━━ Source information

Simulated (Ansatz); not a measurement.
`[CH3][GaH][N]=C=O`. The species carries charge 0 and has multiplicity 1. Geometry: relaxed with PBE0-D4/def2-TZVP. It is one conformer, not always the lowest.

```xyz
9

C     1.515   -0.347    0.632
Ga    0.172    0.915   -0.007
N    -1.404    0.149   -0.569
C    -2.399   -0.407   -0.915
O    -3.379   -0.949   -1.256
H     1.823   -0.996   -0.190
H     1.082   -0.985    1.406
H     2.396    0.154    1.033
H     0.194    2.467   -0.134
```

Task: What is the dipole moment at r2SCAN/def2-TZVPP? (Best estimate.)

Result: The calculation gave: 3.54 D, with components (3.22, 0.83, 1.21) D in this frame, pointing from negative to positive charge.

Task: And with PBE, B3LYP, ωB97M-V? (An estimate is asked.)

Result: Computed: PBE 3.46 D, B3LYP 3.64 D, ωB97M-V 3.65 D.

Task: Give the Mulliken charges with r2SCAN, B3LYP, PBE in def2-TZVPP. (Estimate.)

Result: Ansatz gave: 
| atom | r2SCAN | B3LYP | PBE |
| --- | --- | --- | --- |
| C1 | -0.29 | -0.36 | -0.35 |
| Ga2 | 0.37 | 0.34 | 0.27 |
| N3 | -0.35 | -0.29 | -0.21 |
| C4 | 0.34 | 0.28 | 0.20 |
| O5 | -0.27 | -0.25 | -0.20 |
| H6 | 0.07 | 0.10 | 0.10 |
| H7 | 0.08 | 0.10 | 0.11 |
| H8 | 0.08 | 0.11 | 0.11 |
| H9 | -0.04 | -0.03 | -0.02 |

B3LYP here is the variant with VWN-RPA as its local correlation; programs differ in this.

━━━━

**Requirement**
Print only the lines from the top of the data above down to the line holding "-0.03 | -0.02 |", inclusive.

**Written reply**
Simulated (Ansatz); not a measurement.
`[CH3][GaH][N]=C=O`. The species carries charge 0 and has multiplicity 1. Geometry: relaxed with PBE0-D4/def2-TZVP. It is one conformer, not always the lowest.

```xyz
9

C     1.515   -0.347    0.632
Ga    0.172    0.915   -0.007
N    -1.404    0.149   -0.569
C    -2.399   -0.407   -0.915
O    -3.379   -0.949   -1.256
H     1.823   -0.996   -0.190
H     1.082   -0.985    1.406
H     2.396    0.154    1.033
H     0.194    2.467   -0.134
```

Task: What is the dipole moment at r2SCAN/def2-TZVPP? (Best estimate.)

Result: The calculation gave: 3.54 D, with components (3.22, 0.83, 1.21) D in this frame, pointing from negative to positive charge.

Task: And with PBE, B3LYP, ωB97M-V? (An estimate is asked.)

Result: Computed: PBE 3.46 D, B3LYP 3.64 D, ωB97M-V 3.65 D.

Task: Give the Mulliken charges with r2SCAN, B3LYP, PBE in def2-TZVPP. (Estimate.)

Result: Ansatz gave: 
| atom | r2SCAN | B3LYP | PBE |
| --- | --- | --- | --- |
| C1 | -0.29 | -0.36 | -0.35 |
| Ga2 | 0.37 | 0.34 | 0.27 |
| N3 | -0.35 | -0.29 | -0.21 |
| C4 | 0.34 | 0.28 | 0.20 |
| O5 | -0.27 | -0.25 | -0.20 |
| H6 | 0.07 | 0.10 | 0.10 |
| H7 | 0.08 | 0.10 | 0.11 |
| H8 | 0.08 | 0.11 | 0.11 |
| H9 | -0.04 | -0.03 | -0.02 |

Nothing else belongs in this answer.